## WORK REQUEST
Every record, from first to last, should be written out again exactly.

## INFORMATION SHOWN
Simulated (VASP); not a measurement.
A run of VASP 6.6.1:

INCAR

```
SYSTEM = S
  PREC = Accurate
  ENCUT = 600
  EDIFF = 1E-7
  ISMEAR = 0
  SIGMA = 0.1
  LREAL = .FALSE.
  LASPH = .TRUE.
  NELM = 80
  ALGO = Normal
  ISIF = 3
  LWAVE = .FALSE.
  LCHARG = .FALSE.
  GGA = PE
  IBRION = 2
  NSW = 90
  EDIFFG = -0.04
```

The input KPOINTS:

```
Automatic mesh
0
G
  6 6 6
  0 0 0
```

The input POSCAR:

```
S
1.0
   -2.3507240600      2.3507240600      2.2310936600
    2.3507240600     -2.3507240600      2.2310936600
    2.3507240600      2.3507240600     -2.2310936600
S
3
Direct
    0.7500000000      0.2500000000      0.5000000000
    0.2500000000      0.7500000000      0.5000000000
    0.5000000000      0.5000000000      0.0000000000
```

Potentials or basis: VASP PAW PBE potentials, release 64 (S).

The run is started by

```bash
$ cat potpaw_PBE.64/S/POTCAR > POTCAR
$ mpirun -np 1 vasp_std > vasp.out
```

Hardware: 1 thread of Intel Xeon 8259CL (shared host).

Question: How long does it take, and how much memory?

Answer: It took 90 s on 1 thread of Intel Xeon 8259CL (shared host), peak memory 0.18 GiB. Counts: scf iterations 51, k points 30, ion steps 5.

## WORKED SOLUTION
Simulated (VASP); not a measurement.
A run of VASP 6.6.1:

INCAR

```
SYSTEM = S
  PREC = Accurate
  ENCUT = 600
  EDIFF = 1E-7
  ISMEAR = 0
  SIGMA = 0.1
  LREAL = .FALSE.
  LASPH = .TRUE.
  NELM = 80
  ALGO = Normal
  ISIF = 3
  LWAVE = .FALSE.
  LCHARG = .FALSE.
  GGA = PE
  IBRION = 2
  NSW = 90
  EDIFFG = -0.04
```

The input KPOINTS:

```
Automatic mesh
0
G
  6 6 6
  0 0 0
```

The input POSCAR:

```
S
1.0
   -2.3507240600      2.3507240600      2.2310936600
    2.3507240600     -2.3507240600      2.2310936600
    2.3507240600      2.3507240600     -2.2310936600
S
3
Direct
    0.7500000000      0.2500000000      0.5000000000
    0.2500000000      0.7500000000      0.5000000000
    0.5000000000      0.5000000000      0.0000000000
```

Potentials or basis: VASP PAW PBE potentials, release 64 (S).

The run is started by

```bash
$ cat potpaw_PBE.64/S/POTCAR > POTCAR
$ mpirun -np 1 vasp_std > vasp.out
```

Hardware: 1 thread of Intel Xeon 8259CL (shared host).

Question: How long does it take, and how much memory?

Answer: It took 90 s on 1 thread of Intel Xeon 8259CL (shared host), peak memory 0.18 GiB. Counts: scf iterations 51, k points 30, ion steps 5.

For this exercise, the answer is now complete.